**ASSIGNED TASK**. Write the data out again, word for word.

**INPUT DATA**.
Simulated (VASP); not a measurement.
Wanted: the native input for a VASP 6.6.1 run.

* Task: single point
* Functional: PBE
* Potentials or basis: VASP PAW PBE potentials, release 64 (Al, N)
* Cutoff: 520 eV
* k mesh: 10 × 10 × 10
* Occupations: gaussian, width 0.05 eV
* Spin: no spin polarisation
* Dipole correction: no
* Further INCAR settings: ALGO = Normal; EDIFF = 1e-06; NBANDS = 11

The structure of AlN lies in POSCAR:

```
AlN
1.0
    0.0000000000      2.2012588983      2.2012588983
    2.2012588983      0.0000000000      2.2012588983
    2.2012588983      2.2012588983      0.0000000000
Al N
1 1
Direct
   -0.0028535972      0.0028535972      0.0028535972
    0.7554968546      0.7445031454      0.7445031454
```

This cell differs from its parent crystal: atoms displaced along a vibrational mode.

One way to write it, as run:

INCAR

**ANSWER SECTION**.
Simulated (VASP); not a measurement.
Wanted: the native input for a VASP 6.6.1 run.

* Task: single point
* Functional: PBE
* Potentials or basis: VASP PAW PBE potentials, release 64 (Al, N)
* Cutoff: 520 eV
* k mesh: 10 × 10 × 10
* Occupations: gaussian, width 0.05 eV
* Spin: no spin polarisation
* Dipole correction: no
* Further INCAR settings: ALGO = Normal; EDIFF = 1e-06; NBANDS = 11

The structure of AlN lies in POSCAR:

```
AlN
1.0
    0.0000000000      2.2012588983      2.2012588983
    2.2012588983      0.0000000000      2.2012588983
    2.2012588983      2.2012588983      0.0000000000
Al N
1 1
Direct
   -0.0028535972      0.0028535972      0.0028535972
    0.7554968546      0.7445031454      0.7445031454
```

This cell differs from its parent crystal: atoms displaced along a vibrational mode.

One way to write it, as run:

INCAR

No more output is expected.